[[ Information shown, beginning ]]

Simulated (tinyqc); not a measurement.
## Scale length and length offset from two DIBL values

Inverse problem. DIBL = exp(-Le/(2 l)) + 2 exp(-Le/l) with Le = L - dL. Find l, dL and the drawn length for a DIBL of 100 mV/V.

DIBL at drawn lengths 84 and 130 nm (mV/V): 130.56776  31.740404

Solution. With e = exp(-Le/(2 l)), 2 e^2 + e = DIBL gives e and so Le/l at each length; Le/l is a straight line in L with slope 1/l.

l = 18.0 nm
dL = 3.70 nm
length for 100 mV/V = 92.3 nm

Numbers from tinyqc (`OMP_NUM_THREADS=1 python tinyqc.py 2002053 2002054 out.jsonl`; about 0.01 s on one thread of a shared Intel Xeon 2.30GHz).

[[ Information shown, end ]]

Requirement: Give only the lines from the one holding "Inverse problem. DIBL" through the one holding "l = 18.0 nm", each restated exactly as it appears above.

Answer area:
Inverse problem. DIBL = exp(-Le/(2 l)) + 2 exp(-Le/l) with Le = L - dL. Find l, dL and the drawn length for a DIBL of 100 mV/V.

DIBL at drawn lengths 84 and 130 nm (mV/V): 130.56776  31.740404

Solution. With e = exp(-Le/(2 l)), 2 e^2 + e = DIBL gives e and so Le/l at each length; Le/l is a straight line in L with slope 1/l.

l = 18.0 nm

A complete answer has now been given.